(DATASET EXCERPTS)

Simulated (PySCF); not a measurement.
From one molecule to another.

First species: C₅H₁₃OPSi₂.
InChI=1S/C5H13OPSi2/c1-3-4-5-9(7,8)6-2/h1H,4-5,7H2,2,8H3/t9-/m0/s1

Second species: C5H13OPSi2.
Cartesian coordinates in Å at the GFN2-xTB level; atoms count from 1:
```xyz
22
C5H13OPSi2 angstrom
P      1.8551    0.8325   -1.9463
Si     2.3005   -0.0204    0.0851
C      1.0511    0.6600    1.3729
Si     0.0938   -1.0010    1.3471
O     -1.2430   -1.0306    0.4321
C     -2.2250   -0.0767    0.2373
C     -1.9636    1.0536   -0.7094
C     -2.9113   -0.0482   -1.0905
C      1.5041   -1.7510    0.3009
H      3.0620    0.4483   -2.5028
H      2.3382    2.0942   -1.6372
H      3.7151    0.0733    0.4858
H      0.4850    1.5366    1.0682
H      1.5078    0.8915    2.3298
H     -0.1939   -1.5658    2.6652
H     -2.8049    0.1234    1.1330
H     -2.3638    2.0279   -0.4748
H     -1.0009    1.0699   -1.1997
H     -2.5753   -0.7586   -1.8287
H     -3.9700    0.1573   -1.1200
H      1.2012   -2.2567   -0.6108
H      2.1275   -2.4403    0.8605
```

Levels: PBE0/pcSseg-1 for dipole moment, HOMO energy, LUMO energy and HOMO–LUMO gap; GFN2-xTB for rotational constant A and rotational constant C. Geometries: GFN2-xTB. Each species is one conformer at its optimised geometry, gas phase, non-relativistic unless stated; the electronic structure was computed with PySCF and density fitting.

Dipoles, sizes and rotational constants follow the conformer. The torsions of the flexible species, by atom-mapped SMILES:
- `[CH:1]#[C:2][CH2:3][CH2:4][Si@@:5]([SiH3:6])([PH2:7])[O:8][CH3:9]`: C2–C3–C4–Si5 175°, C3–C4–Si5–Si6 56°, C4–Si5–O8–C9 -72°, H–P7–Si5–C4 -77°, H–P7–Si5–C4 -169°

(End DATASET EXCERPTS)

— WORK ORDER —
Repeat the records above line by line, from the first line through the line that contains "Cartesian coordinates in".

— WRITTEN REPLY —
Simulated (PySCF); not a measurement.
From one molecule to another.

First species: C₅H₁₃OPSi₂.
InChI=1S/C5H13OPSi2/c1-3-4-5-9(7,8)6-2/h1H,4-5,7H2,2,8H3/t9-/m0/s1

Second species: C5H13OPSi2.
Cartesian coordinates in Å at the GFN2-xTB level; atoms count from 1:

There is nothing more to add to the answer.